- _WORK REQUEST_: Your answer must be the lines of the entries below, exactly as written, from the first line through the line containing "Single point, LDA**".

+===+
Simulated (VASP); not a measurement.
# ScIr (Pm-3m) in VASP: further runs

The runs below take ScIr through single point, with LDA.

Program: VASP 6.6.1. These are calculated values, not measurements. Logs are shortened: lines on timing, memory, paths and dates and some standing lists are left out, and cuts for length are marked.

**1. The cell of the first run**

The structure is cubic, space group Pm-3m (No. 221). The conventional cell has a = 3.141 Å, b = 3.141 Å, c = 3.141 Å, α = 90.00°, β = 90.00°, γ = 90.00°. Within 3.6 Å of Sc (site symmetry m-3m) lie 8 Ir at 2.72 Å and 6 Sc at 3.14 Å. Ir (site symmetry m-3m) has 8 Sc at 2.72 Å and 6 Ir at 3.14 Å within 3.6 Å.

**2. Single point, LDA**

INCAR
+===+

- _ANSWER BOX_:
Simulated (VASP); not a measurement.
# ScIr (Pm-3m) in VASP: further runs

The runs below take ScIr through single point, with LDA.

Program: VASP 6.6.1. These are calculated values, not measurements. Logs are shortened: lines on timing, memory, paths and dates and some standing lists are left out, and cuts for length are marked.

**1. The cell of the first run**

The structure is cubic, space group Pm-3m (No. 221). The conventional cell has a = 3.141 Å, b = 3.141 Å, c = 3.141 Å, α = 90.00°, β = 90.00°, γ = 90.00°. Within 3.6 Å of Sc (site symmetry m-3m) lie 8 Ir at 2.72 Å and 6 Sc at 3.14 Å. Ir (site symmetry m-3m) has 8 Sc at 2.72 Å and 6 Ir at 3.14 Å within 3.6 Å.

**2. Single point, LDA**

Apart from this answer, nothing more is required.